▶ [Information given]:
######
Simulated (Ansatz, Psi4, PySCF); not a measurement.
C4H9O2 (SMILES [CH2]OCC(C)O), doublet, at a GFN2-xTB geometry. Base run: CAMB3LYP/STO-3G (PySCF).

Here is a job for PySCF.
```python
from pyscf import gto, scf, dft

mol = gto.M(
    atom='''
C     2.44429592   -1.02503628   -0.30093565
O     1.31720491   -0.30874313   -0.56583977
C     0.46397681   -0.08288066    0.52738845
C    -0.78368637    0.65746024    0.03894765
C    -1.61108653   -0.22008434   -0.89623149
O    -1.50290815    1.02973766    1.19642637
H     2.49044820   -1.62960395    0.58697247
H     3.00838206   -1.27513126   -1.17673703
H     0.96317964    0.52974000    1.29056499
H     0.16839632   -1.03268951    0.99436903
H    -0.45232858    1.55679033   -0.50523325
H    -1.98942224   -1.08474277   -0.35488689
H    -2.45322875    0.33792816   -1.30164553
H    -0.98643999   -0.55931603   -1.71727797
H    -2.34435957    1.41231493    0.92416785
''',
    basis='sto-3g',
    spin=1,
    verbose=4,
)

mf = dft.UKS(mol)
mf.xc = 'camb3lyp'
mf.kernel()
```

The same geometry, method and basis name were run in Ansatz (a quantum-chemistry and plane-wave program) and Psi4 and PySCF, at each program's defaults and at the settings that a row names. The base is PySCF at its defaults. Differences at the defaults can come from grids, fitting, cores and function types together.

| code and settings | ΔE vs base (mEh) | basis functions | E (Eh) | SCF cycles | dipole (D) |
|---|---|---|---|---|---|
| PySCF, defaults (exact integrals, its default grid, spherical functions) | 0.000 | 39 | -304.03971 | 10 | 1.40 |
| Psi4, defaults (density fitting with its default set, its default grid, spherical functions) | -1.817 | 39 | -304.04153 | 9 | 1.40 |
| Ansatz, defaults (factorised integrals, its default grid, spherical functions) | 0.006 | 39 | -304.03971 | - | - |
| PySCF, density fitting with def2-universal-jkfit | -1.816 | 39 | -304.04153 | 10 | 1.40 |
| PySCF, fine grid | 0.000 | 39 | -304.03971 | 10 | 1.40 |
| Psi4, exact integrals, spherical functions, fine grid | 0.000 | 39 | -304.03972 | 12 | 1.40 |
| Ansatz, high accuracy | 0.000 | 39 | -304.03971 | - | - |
######

▶ [Work order]:
Your task is to set down only the lines that run from the opening of the listing to the line with "The same geometry, method", both ends included, each unchanged.

▶ [Your response]:
Simulated (Ansatz, Psi4, PySCF); not a measurement.
C4H9O2 (SMILES [CH2]OCC(C)O), doublet, at a GFN2-xTB geometry. Base run: CAMB3LYP/STO-3G (PySCF).

Here is a job for PySCF.
```python
from pyscf import gto, scf, dft

mol = gto.M(
    atom='''
C     2.44429592   -1.02503628   -0.30093565
O     1.31720491   -0.30874313   -0.56583977
C     0.46397681   -0.08288066    0.52738845
C    -0.78368637    0.65746024    0.03894765
C    -1.61108653   -0.22008434   -0.89623149
O    -1.50290815    1.02973766    1.19642637
H     2.49044820   -1.62960395    0.58697247
H     3.00838206   -1.27513126   -1.17673703
H     0.96317964    0.52974000    1.29056499
H     0.16839632   -1.03268951    0.99436903
H    -0.45232858    1.55679033   -0.50523325
H    -1.98942224   -1.08474277   -0.35488689
H    -2.45322875    0.33792816   -1.30164553
H    -0.98643999   -0.55931603   -1.71727797
H    -2.34435957    1.41231493    0.92416785
''',
    basis='sto-3g',
    spin=1,
    verbose=4,
)

mf = dft.UKS(mol)
mf.xc = 'camb3lyp'
mf.kernel()
```

The same geometry, method and basis name were run in Ansatz (a quantum-chemistry and plane-wave program) and Psi4 and PySCF, at each program's defaults and at the settings that a row names. The base is PySCF at its defaults. Differences at the defaults can come from grids, fitting, cores and function types together.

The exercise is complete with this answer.